**Action item:**
Stopping at the line that holds "k point k (2", repeat the lines below exactly, starting from the very first and including that final line.

**Information supplied:**
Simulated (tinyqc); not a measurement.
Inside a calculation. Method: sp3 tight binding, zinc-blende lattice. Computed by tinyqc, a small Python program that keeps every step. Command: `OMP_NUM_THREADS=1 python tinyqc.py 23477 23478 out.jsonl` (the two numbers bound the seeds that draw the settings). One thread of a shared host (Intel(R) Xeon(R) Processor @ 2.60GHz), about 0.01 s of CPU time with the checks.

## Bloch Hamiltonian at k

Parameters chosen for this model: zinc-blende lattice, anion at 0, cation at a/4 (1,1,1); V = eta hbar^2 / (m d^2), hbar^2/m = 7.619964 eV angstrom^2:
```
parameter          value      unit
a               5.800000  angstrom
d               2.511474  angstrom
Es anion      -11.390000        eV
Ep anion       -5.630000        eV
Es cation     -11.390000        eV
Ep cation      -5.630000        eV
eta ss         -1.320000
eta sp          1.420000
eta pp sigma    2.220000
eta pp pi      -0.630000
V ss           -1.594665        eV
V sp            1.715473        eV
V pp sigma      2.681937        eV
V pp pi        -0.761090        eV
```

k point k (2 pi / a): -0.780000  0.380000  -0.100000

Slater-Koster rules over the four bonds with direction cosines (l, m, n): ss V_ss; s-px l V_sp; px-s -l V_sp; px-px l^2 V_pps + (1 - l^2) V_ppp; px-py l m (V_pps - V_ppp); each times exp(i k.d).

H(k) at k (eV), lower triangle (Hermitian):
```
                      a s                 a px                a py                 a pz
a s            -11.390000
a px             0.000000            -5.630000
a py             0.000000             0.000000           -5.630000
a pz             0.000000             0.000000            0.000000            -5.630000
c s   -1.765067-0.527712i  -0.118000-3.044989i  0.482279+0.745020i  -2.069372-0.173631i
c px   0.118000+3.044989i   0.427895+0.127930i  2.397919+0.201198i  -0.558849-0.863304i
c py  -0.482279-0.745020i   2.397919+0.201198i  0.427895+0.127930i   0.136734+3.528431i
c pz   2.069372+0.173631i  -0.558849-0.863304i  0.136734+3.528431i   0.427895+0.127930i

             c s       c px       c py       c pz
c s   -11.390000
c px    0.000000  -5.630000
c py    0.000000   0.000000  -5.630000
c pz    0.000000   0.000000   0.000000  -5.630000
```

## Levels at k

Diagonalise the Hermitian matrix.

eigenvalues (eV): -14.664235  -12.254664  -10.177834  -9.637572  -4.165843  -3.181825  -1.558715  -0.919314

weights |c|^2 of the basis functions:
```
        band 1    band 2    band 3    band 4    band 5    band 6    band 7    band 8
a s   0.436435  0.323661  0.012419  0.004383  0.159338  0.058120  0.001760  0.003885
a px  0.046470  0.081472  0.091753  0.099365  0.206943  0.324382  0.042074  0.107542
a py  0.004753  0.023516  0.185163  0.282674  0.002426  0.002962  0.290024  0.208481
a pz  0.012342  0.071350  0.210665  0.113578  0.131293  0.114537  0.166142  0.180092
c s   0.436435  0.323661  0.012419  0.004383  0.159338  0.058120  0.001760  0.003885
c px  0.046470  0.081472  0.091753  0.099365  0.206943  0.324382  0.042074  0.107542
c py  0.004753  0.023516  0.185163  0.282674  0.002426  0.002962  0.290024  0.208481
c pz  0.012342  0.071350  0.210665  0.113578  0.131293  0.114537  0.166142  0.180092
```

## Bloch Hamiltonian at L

**Response box:**
Simulated (tinyqc); not a measurement.
Inside a calculation. Method: sp3 tight binding, zinc-blende lattice. Computed by tinyqc, a small Python program that keeps every step. Command: `OMP_NUM_THREADS=1 python tinyqc.py 23477 23478 out.jsonl` (the two numbers bound the seeds that draw the settings). One thread of a shared host (Intel(R) Xeon(R) Processor @ 2.60GHz), about 0.01 s of CPU time with the checks.

## Bloch Hamiltonian at k

Parameters chosen for this model: zinc-blende lattice, anion at 0, cation at a/4 (1,1,1); V = eta hbar^2 / (m d^2), hbar^2/m = 7.619964 eV angstrom^2:
```
parameter          value      unit
a               5.800000  angstrom
d               2.511474  angstrom
Es anion      -11.390000        eV
Ep anion       -5.630000        eV
Es cation     -11.390000        eV
Ep cation      -5.630000        eV
eta ss         -1.320000
eta sp          1.420000
eta pp sigma    2.220000
eta pp pi      -0.630000
V ss           -1.594665        eV
V sp            1.715473        eV
V pp sigma      2.681937        eV
V pp pi        -0.761090        eV
```

k point k (2 pi / a): -0.780000  0.380000  -0.100000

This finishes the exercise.